*** Opening Given data ***

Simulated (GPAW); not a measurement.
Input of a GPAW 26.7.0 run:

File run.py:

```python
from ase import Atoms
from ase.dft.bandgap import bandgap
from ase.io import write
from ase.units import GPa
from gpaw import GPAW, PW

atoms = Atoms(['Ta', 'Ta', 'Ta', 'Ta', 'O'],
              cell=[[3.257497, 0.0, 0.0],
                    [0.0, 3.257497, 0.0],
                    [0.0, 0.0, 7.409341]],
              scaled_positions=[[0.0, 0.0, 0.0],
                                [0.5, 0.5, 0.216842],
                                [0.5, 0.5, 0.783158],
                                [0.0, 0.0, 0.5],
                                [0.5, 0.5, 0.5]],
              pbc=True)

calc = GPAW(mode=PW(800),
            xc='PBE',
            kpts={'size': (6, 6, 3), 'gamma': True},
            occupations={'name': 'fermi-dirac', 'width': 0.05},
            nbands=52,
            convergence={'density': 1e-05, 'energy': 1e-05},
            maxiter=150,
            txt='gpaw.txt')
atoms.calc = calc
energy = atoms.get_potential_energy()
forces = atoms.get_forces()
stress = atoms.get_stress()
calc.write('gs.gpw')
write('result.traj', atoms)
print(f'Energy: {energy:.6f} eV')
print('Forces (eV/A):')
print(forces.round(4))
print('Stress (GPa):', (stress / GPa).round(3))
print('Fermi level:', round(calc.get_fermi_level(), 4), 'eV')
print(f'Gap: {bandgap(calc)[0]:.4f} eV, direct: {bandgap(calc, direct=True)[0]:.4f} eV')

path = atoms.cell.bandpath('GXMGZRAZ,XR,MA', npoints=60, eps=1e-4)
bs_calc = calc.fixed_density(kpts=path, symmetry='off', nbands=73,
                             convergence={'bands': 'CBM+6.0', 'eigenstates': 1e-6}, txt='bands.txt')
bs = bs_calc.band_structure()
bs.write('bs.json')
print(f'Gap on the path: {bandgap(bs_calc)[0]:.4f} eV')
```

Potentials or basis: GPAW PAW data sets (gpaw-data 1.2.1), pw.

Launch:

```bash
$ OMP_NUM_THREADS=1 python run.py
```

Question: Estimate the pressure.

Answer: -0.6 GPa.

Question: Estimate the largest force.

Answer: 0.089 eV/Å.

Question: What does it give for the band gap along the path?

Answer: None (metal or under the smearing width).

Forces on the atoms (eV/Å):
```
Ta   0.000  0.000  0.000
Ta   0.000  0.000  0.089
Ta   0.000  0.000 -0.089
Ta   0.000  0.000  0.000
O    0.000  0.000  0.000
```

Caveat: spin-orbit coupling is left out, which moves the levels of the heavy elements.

*** Closing Given data ***

▶ _Work order_
Starting with the first line of the records above, give back each line exactly until the line with "Answer: 0.089 eV/Å." has been given as well.

▶ _Written answer_
Simulated (GPAW); not a measurement.
Input of a GPAW 26.7.0 run:

File run.py:

```python
from ase import Atoms
from ase.dft.bandgap import bandgap
from ase.io import write
from ase.units import GPa
from gpaw import GPAW, PW

atoms = Atoms(['Ta', 'Ta', 'Ta', 'Ta', 'O'],
              cell=[[3.257497, 0.0, 0.0],
                    [0.0, 3.257497, 0.0],
                    [0.0, 0.0, 7.409341]],
              scaled_positions=[[0.0, 0.0, 0.0],
                                [0.5, 0.5, 0.216842],
                                [0.5, 0.5, 0.783158],
                                [0.0, 0.0, 0.5],
                                [0.5, 0.5, 0.5]],
              pbc=True)

calc = GPAW(mode=PW(800),
            xc='PBE',
            kpts={'size': (6, 6, 3), 'gamma': True},
            occupations={'name': 'fermi-dirac', 'width': 0.05},
            nbands=52,
            convergence={'density': 1e-05, 'energy': 1e-05},
            maxiter=150,
            txt='gpaw.txt')
atoms.calc = calc
energy = atoms.get_potential_energy()
forces = atoms.get_forces()
stress = atoms.get_stress()
calc.write('gs.gpw')
write('result.traj', atoms)
print(f'Energy: {energy:.6f} eV')
print('Forces (eV/A):')
print(forces.round(4))
print('Stress (GPa):', (stress / GPa).round(3))
print('Fermi level:', round(calc.get_fermi_level(), 4), 'eV')
print(f'Gap: {bandgap(calc)[0]:.4f} eV, direct: {bandgap(calc, direct=True)[0]:.4f} eV')

path = atoms.cell.bandpath('GXMGZRAZ,XR,MA', npoints=60, eps=1e-4)
bs_calc = calc.fixed_density(kpts=path, symmetry='off', nbands=73,
                             convergence={'bands': 'CBM+6.0', 'eigenstates': 1e-6}, txt='bands.txt')
bs = bs_calc.band_structure()
bs.write('bs.json')
print(f'Gap on the path: {bandgap(bs_calc)[0]:.4f} eV')
```

Potentials or basis: GPAW PAW data sets (gpaw-data 1.2.1), pw.

Launch:

```bash
$ OMP_NUM_THREADS=1 python run.py
```

Question: Estimate the pressure.

Answer: -0.6 GPa.

Question: Estimate the largest force.

Answer: 0.089 eV/Å.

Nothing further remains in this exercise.